WORK INSTRUCTION:
The listing is to be reproduced in full, with no character altered.

INPUT DATA:
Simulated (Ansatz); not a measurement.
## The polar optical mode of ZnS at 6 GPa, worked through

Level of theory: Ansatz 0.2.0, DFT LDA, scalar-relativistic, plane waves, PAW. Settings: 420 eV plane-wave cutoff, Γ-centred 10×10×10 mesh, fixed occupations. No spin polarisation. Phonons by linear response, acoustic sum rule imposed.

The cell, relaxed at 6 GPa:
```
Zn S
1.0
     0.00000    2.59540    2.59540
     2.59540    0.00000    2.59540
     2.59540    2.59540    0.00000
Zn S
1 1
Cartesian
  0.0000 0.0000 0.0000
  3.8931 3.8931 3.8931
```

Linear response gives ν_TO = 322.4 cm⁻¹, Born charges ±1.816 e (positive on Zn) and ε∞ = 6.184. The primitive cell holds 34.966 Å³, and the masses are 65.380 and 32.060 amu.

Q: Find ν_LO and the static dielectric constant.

YOUR SOLUTION:
Simulated (Ansatz); not a measurement.
## The polar optical mode of ZnS at 6 GPa, worked through

Level of theory: Ansatz 0.2.0, DFT LDA, scalar-relativistic, plane waves, PAW. Settings: 420 eV plane-wave cutoff, Γ-centred 10×10×10 mesh, fixed occupations. No spin polarisation. Phonons by linear response, acoustic sum rule imposed.

The cell, relaxed at 6 GPa:
```
Zn S
1.0
     0.00000    2.59540    2.59540
     2.59540    0.00000    2.59540
     2.59540    2.59540    0.00000
Zn S
1 1
Cartesian
  0.0000 0.0000 0.0000
  3.8931 3.8931 3.8931
```

Linear response gives ν_TO = 322.4 cm⁻¹, Born charges ±1.816 e (positive on Zn) and ε∞ = 6.184. The primitive cell holds 34.966 Å³, and the masses are 65.380 and 32.060 amu.

Q: Find ν_LO and the static dielectric constant.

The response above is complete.